Data extracts —
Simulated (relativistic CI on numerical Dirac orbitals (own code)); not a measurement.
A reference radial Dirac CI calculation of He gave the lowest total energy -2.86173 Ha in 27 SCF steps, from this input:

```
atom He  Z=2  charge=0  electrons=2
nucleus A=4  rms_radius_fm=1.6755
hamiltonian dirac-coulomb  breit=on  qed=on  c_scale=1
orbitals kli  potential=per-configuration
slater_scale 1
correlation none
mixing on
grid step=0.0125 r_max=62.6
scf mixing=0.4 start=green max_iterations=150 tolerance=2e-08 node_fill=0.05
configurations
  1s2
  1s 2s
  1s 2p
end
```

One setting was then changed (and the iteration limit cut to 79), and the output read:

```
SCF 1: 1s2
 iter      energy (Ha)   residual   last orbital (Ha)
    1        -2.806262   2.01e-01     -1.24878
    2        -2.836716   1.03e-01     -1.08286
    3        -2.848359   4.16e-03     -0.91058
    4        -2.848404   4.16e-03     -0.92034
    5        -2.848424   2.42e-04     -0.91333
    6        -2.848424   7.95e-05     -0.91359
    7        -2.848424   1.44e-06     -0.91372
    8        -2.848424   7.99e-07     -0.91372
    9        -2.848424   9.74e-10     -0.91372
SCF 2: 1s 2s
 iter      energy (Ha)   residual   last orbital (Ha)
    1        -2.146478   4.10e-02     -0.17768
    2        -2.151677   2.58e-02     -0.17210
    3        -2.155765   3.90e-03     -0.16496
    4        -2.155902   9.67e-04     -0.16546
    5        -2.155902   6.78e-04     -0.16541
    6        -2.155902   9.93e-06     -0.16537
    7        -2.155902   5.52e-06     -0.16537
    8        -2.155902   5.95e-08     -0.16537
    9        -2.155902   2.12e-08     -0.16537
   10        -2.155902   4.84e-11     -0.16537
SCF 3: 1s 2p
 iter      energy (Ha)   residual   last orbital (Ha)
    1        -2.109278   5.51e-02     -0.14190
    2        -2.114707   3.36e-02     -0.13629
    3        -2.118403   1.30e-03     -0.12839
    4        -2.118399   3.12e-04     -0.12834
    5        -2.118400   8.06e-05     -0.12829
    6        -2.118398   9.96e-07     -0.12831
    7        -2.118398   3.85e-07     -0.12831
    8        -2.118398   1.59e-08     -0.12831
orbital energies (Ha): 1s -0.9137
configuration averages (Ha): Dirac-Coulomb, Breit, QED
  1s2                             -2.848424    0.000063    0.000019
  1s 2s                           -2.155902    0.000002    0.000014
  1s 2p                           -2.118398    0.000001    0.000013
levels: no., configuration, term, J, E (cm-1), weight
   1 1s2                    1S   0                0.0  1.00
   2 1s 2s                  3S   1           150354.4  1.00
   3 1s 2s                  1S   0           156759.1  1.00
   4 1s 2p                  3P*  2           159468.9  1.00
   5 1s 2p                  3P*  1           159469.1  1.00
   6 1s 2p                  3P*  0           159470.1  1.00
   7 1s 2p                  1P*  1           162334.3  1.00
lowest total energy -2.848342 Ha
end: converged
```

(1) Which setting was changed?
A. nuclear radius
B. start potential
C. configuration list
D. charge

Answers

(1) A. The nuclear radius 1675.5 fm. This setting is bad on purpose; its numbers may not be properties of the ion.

Requirement —
Both the first line of the data above and the line with "One setting was" must be included; please return exactly those lines and the ones between them.

Written answer —
Simulated (relativistic CI on numerical Dirac orbitals (own code)); not a measurement.
A reference radial Dirac CI calculation of He gave the lowest total energy -2.86173 Ha in 27 SCF steps, from this input:

```
atom He  Z=2  charge=0  electrons=2
nucleus A=4  rms_radius_fm=1.6755
hamiltonian dirac-coulomb  breit=on  qed=on  c_scale=1
orbitals kli  potential=per-configuration
slater_scale 1
correlation none
mixing on
grid step=0.0125 r_max=62.6
scf mixing=0.4 start=green max_iterations=150 tolerance=2e-08 node_fill=0.05
configurations
  1s2
  1s 2s
  1s 2p
end
```

One setting was then changed (and the iteration limit cut to 79), and the output read:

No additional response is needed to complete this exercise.